◇ ◇ ◇

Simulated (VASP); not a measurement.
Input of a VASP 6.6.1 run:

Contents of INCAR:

◇ ◇ ◇

TASK ITEM: Reproduce each entry above exactly, keeping every character.

SOLUTION:
Simulated (VASP); not a measurement.
Input of a VASP 6.6.1 run:

Contents of INCAR:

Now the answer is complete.